[Required action] Write all of the entries out again exactly.

── Supplied information ──

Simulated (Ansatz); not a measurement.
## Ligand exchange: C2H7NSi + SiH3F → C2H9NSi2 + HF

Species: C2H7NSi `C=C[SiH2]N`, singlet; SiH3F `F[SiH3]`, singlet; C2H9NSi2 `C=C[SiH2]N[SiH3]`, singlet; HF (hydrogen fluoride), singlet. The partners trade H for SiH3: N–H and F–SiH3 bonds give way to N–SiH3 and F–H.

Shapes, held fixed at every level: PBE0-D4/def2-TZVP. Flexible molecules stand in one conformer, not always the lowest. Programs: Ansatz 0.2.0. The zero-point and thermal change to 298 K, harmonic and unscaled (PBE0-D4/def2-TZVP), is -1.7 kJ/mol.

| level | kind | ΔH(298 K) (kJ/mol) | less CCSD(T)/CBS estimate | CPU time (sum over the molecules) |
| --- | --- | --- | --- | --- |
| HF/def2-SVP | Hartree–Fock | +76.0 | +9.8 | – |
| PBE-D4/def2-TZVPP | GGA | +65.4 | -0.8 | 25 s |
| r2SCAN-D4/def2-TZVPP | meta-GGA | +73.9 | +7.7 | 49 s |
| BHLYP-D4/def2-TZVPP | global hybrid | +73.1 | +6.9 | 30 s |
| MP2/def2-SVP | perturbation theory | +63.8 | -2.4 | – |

───

[Response box]
Simulated (Ansatz); not a measurement.
## Ligand exchange: C2H7NSi + SiH3F → C2H9NSi2 + HF

Species: C2H7NSi `C=C[SiH2]N`, singlet; SiH3F `F[SiH3]`, singlet; C2H9NSi2 `C=C[SiH2]N[SiH3]`, singlet; HF (hydrogen fluoride), singlet. The partners trade H for SiH3: N–H and F–SiH3 bonds give way to N–SiH3 and F–H.

Shapes, held fixed at every level: PBE0-D4/def2-TZVP. Flexible molecules stand in one conformer, not always the lowest. Programs: Ansatz 0.2.0. The zero-point and thermal change to 298 K, harmonic and unscaled (PBE0-D4/def2-TZVP), is -1.7 kJ/mol.

| level | kind | ΔH(298 K) (kJ/mol) | less CCSD(T)/CBS estimate | CPU time (sum over the molecules) |
| --- | --- | --- | --- | --- |
| HF/def2-SVP | Hartree–Fock | +76.0 | +9.8 | – |
| PBE-D4/def2-TZVPP | GGA | +65.4 | -0.8 | 25 s |
| r2SCAN-D4/def2-TZVPP | meta-GGA | +73.9 | +7.7 | 49 s |
| BHLYP-D4/def2-TZVPP | global hybrid | +73.1 | +6.9 | 30 s |
| MP2/def2-SVP | perturbation theory | +63.8 | -2.4 | – |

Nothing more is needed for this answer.